· · · · ·

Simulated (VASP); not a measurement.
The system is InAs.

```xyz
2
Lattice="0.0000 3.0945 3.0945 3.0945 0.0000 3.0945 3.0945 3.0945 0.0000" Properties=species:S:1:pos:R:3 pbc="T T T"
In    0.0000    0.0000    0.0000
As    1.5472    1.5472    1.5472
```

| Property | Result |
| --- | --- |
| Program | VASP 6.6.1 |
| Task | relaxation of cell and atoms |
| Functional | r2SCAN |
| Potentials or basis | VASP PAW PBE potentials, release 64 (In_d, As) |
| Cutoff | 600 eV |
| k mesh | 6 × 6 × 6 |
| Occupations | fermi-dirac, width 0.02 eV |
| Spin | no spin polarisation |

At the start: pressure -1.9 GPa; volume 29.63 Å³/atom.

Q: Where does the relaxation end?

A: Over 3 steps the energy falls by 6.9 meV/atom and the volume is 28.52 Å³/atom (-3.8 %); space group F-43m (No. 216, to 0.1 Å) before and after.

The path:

· · · · ·

Assignment:
The records above must be transcribed line for line, exactly.

Problem solution:
Simulated (VASP); not a measurement.
The system is InAs.

```xyz
2
Lattice="0.0000 3.0945 3.0945 3.0945 0.0000 3.0945 3.0945 3.0945 0.0000" Properties=species:S:1:pos:R:3 pbc="T T T"
In    0.0000    0.0000    0.0000
As    1.5472    1.5472    1.5472
```

| Property | Result |
| --- | --- |
| Program | VASP 6.6.1 |
| Task | relaxation of cell and atoms |
| Functional | r2SCAN |
| Potentials or basis | VASP PAW PBE potentials, release 64 (In_d, As) |
| Cutoff | 600 eV |
| k mesh | 6 × 6 × 6 |
| Occupations | fermi-dirac, width 0.02 eV |
| Spin | no spin polarisation |

At the start: pressure -1.9 GPa; volume 29.63 Å³/atom.

Q: Where does the relaxation end?

A: Over 3 steps the energy falls by 6.9 meV/atom and the volume is 28.52 Å³/atom (-3.8 %); space group F-43m (No. 216, to 0.1 Å) before and after.

The path:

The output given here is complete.